::::

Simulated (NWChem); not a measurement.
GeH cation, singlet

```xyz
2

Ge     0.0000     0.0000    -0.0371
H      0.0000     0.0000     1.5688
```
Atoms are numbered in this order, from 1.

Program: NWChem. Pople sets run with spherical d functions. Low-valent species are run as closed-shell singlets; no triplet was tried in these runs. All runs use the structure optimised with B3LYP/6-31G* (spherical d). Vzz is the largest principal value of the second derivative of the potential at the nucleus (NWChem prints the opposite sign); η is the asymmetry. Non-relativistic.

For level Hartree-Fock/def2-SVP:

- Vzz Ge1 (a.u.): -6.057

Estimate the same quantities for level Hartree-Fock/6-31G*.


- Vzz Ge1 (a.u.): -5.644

::::

Restate word for word only the lines above from the line containing "GeH cation, singlet" to the line containing "Estimate the same", both of them included.

> [Response]
GeH cation, singlet

```xyz
2

Ge     0.0000     0.0000    -0.0371
H      0.0000     0.0000     1.5688
```
Atoms are numbered in this order, from 1.

Program: NWChem. Pople sets run with spherical d functions. Low-valent species are run as closed-shell singlets; no triplet was tried in these runs. All runs use the structure optimised with B3LYP/6-31G* (spherical d). Vzz is the largest principal value of the second derivative of the potential at the nucleus (NWChem prints the opposite sign); η is the asymmetry. Non-relativistic.

For level Hartree-Fock/def2-SVP:

- Vzz Ge1 (a.u.): -6.057

Estimate the same quantities for level Hartree-Fock/6-31G*.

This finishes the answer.